- **Extracted data**:
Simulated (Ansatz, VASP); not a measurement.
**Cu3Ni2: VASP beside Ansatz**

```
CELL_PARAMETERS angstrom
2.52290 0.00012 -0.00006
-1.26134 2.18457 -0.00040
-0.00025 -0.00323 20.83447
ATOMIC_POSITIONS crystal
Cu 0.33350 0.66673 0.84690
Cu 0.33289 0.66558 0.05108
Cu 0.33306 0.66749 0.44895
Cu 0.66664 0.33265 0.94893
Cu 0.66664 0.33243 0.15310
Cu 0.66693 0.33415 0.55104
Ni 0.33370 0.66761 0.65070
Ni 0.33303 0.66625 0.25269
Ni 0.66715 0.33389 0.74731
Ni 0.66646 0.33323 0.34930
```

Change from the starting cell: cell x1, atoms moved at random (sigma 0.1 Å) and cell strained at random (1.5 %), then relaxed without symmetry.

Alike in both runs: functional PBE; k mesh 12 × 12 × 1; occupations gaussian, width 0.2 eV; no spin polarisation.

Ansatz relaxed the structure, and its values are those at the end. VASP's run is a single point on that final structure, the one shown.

- **Work request**: Please return the records above exactly as they are written.

- **Response**:
Simulated (Ansatz, VASP); not a measurement.
**Cu3Ni2: VASP beside Ansatz**

```
CELL_PARAMETERS angstrom
2.52290 0.00012 -0.00006
-1.26134 2.18457 -0.00040
-0.00025 -0.00323 20.83447
ATOMIC_POSITIONS crystal
Cu 0.33350 0.66673 0.84690
Cu 0.33289 0.66558 0.05108
Cu 0.33306 0.66749 0.44895
Cu 0.66664 0.33265 0.94893
Cu 0.66664 0.33243 0.15310
Cu 0.66693 0.33415 0.55104
Ni 0.33370 0.66761 0.65070
Ni 0.33303 0.66625 0.25269
Ni 0.66715 0.33389 0.74731
Ni 0.66646 0.33323 0.34930
```

Change from the starting cell: cell x1, atoms moved at random (sigma 0.1 Å) and cell strained at random (1.5 %), then relaxed without symmetry.

Alike in both runs: functional PBE; k mesh 12 × 12 × 1; occupations gaussian, width 0.2 eV; no spin polarisation.

Ansatz relaxed the structure, and its values are those at the end. VASP's run is a single point on that final structure, the one shown.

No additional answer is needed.